■ REQUIRED ACTION
Reproduce the top of the data verbatim, through and including the line that contains "Ball-and-stick representation of".

§ §
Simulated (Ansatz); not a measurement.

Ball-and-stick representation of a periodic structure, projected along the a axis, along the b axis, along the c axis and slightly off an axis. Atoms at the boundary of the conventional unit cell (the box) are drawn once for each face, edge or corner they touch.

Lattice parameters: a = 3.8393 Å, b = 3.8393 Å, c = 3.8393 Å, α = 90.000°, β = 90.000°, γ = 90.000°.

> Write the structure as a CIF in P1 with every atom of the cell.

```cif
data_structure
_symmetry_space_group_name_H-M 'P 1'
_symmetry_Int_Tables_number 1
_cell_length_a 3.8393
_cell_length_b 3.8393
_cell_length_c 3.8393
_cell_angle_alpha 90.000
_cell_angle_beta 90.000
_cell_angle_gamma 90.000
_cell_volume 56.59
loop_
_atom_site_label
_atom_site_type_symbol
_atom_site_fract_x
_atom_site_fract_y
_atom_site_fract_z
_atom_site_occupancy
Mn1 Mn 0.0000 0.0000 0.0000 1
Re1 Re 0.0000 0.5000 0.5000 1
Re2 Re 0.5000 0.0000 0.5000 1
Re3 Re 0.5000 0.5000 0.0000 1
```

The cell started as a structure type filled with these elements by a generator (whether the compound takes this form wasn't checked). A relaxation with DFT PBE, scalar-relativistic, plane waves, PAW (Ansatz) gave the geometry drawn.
§ §

■ ANSWER AREA
Simulated (Ansatz); not a measurement.

Ball-and-stick representation of a periodic structure, projected along the a axis, along the b axis, along the c axis and slightly off an axis. Atoms at the boundary of the conventional unit cell (the box) are drawn once for each face, edge or corner they touch.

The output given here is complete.